Top of Excerpted records

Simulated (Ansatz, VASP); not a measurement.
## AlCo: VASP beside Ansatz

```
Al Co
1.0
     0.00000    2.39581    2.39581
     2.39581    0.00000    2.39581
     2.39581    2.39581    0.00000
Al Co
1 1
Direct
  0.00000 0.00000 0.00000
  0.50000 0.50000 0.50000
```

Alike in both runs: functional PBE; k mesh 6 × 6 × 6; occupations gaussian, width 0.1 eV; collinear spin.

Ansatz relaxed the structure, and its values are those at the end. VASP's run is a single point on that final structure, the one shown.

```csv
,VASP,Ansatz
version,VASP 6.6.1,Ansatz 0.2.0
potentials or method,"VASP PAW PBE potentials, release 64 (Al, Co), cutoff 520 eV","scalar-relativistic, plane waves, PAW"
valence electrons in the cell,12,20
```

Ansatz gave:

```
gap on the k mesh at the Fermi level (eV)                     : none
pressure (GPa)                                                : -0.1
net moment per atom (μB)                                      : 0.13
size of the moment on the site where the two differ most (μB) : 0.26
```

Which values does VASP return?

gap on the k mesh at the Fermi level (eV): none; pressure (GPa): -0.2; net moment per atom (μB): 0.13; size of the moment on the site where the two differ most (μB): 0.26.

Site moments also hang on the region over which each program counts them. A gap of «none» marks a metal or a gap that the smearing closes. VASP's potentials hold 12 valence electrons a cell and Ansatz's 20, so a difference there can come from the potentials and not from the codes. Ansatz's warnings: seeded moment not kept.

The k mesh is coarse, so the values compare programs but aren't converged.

Bottom of Excerpted records

Action item → Proceeding from the line containing "Alike in both" through the line containing "Site moments also", transcribe the lines above exactly, both end lines included.

Answer section →
Alike in both runs: functional PBE; k mesh 6 × 6 × 6; occupations gaussian, width 0.1 eV; collinear spin.

Ansatz relaxed the structure, and its values are those at the end. VASP's run is a single point on that final structure, the one shown.

```csv
,VASP,Ansatz
version,VASP 6.6.1,Ansatz 0.2.0
potentials or method,"VASP PAW PBE potentials, release 64 (Al, Co), cutoff 520 eV","scalar-relativistic, plane waves, PAW"
valence electrons in the cell,12,20
```

Ansatz gave:

```
gap on the k mesh at the Fermi level (eV)                     : none
pressure (GPa)                                                : -0.1
net moment per atom (μB)                                      : 0.13
size of the moment on the site where the two differ most (μB) : 0.26
```

Which values does VASP return?

gap on the k mesh at the Fermi level (eV): none; pressure (GPa): -0.2; net moment per atom (μB): 0.13; size of the moment on the site where the two differ most (μB): 0.26.

Site moments also hang on the region over which each program counts them. A gap of «none» marks a metal or a gap that the smearing closes. VASP's potentials hold 12 valence electrons a cell and Ansatz's 20, so a difference there can come from the potentials and not from the codes. Ansatz's warnings: seeded moment not kept.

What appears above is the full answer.